▸ **Activity**
In the listing below, find the line containing "Functional | PBE |" and the line containing "spin polarisation |". Repeat exactly those two lines and every line between them.

▸ **Information given**
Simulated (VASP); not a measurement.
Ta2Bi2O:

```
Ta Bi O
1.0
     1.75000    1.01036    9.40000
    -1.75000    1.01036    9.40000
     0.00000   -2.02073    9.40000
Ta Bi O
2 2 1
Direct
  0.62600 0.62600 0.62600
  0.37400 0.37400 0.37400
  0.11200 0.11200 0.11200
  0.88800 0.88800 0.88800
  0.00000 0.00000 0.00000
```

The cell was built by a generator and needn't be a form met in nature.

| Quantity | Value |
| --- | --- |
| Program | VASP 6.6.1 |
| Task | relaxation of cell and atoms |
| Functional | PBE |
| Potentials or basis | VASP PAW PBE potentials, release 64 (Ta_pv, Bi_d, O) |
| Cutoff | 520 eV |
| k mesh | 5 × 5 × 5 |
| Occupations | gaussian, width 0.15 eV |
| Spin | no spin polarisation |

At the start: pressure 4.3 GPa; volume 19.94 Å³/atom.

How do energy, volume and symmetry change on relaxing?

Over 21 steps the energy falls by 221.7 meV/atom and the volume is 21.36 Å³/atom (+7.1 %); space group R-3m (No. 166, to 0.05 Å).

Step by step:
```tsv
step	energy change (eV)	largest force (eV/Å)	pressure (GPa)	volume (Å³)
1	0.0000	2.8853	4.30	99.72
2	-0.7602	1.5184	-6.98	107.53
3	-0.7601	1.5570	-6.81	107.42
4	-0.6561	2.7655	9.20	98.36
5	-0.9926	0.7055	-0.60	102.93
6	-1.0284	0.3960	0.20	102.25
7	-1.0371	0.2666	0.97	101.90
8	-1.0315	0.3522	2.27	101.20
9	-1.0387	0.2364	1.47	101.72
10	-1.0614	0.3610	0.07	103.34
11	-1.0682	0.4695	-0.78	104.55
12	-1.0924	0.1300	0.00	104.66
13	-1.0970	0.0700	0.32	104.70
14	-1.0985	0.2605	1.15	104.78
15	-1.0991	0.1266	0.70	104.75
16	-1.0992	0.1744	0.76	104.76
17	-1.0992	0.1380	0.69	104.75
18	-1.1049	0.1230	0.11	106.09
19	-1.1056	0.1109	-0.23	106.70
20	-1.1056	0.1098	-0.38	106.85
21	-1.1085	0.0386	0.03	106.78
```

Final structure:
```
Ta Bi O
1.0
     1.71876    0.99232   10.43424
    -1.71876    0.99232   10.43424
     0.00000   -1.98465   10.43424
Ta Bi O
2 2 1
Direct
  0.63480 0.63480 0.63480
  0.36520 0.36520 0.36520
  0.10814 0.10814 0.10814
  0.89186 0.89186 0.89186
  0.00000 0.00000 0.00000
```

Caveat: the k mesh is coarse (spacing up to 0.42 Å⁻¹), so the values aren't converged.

▸ **Written response**
| Functional | PBE |
| Potentials or basis | VASP PAW PBE potentials, release 64 (Ta_pv, Bi_d, O) |
| Cutoff | 520 eV |
| k mesh | 5 × 5 × 5 |
| Occupations | gaussian, width 0.15 eV |
| Spin | no spin polarisation |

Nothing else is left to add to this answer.